• Recorded information
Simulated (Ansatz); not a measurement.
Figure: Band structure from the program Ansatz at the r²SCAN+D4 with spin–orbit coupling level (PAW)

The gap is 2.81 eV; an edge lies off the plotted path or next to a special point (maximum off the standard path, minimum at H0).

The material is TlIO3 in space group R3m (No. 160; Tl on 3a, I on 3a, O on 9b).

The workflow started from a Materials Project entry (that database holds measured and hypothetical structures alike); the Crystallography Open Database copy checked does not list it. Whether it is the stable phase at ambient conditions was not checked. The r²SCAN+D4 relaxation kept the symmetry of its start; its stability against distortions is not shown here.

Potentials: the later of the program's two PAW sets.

• Work item
Beginning with the first line above, could you copy every line exactly, up to and including the one with "The workflow started"?

• Written solution
Simulated (Ansatz); not a measurement.
Figure: Band structure from the program Ansatz at the r²SCAN+D4 with spin–orbit coupling level (PAW)

The gap is 2.81 eV; an edge lies off the plotted path or next to a special point (maximum off the standard path, minimum at H0).

The material is TlIO3 in space group R3m (No. 160; Tl on 3a, I on 3a, O on 9b).

The workflow started from a Materials Project entry (that database holds measured and hypothetical structures alike); the Crystallography Open Database copy checked does not list it. Whether it is the stable phase at ambient conditions was not checked. The r²SCAN+D4 relaxation kept the symmetry of its start; its stability against distortions is not shown here.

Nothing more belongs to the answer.